Requirement - In your reply, write out the records exactly, each line intact.

----------------

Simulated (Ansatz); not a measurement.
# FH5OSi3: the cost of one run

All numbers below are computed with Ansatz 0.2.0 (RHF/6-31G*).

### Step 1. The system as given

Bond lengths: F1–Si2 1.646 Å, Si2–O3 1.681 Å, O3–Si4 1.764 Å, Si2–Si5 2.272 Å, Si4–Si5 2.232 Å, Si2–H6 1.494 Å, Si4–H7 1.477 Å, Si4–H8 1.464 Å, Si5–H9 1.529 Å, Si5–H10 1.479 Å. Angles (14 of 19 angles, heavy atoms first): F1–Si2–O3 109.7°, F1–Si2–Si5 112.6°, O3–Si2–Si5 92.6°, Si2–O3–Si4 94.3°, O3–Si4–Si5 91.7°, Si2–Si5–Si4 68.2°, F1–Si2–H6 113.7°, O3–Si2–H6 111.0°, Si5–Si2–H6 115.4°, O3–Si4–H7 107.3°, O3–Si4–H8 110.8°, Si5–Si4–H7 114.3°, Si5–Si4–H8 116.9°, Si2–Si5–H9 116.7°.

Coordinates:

----------------

Answer section -
Simulated (Ansatz); not a measurement.
# FH5OSi3: the cost of one run

All numbers below are computed with Ansatz 0.2.0 (RHF/6-31G*).

### Step 1. The system as given

Bond lengths: F1–Si2 1.646 Å, Si2–O3 1.681 Å, O3–Si4 1.764 Å, Si2–Si5 2.272 Å, Si4–Si5 2.232 Å, Si2–H6 1.494 Å, Si4–H7 1.477 Å, Si4–H8 1.464 Å, Si5–H9 1.529 Å, Si5–H10 1.479 Å. Angles (14 of 19 angles, heavy atoms first): F1–Si2–O3 109.7°, F1–Si2–Si5 112.6°, O3–Si2–Si5 92.6°, Si2–O3–Si4 94.3°, O3–Si4–Si5 91.7°, Si2–Si5–Si4 68.2°, F1–Si2–H6 113.7°, O3–Si2–H6 111.0°, Si5–Si2–H6 115.4°, O3–Si4–H7 107.3°, O3–Si4–H8 110.8°, Si5–Si4–H7 114.3°, Si5–Si4–H8 116.9°, Si2–Si5–H9 116.7°.

Coordinates:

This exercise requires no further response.